| REQUIRED ACTION |
For the data below, restate word for word only the lines from the line containing "Computed with a" through the line containing "4T1 19118 |", both ends included.

═════ DATA EXTRACT

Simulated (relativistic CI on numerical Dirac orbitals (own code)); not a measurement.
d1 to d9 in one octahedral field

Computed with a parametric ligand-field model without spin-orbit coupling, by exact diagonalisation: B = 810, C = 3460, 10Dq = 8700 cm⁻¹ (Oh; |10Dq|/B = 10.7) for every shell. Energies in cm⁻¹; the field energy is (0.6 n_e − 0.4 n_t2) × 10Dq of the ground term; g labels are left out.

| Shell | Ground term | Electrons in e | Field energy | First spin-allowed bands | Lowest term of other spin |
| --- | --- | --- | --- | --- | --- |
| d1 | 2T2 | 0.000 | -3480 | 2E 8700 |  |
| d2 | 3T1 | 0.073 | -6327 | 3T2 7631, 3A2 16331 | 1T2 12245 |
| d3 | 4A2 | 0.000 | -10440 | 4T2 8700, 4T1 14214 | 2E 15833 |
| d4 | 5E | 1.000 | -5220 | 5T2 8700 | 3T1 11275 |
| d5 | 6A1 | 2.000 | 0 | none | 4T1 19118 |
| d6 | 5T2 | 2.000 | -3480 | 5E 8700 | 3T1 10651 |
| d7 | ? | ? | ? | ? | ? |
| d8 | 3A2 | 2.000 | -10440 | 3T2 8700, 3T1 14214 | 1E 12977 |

══════════

| EXERCISE OUTPUT |
Computed with a parametric ligand-field model without spin-orbit coupling, by exact diagonalisation: B = 810, C = 3460, 10Dq = 8700 cm⁻¹ (Oh; |10Dq|/B = 10.7) for every shell. Energies in cm⁻¹; the field energy is (0.6 n_e − 0.4 n_t2) × 10Dq of the ground term; g labels are left out.

| Shell | Ground term | Electrons in e | Field energy | First spin-allowed bands | Lowest term of other spin |
| --- | --- | --- | --- | --- | --- |
| d1 | 2T2 | 0.000 | -3480 | 2E 8700 |  |
| d2 | 3T1 | 0.073 | -6327 | 3T2 7631, 3A2 16331 | 1T2 12245 |
| d3 | 4A2 | 0.000 | -10440 | 4T2 8700, 4T1 14214 | 2E 15833 |
| d4 | 5E | 1.000 | -5220 | 5T2 8700 | 3T1 11275 |
| d5 | 6A1 | 2.000 | 0 | none | 4T1 19118 |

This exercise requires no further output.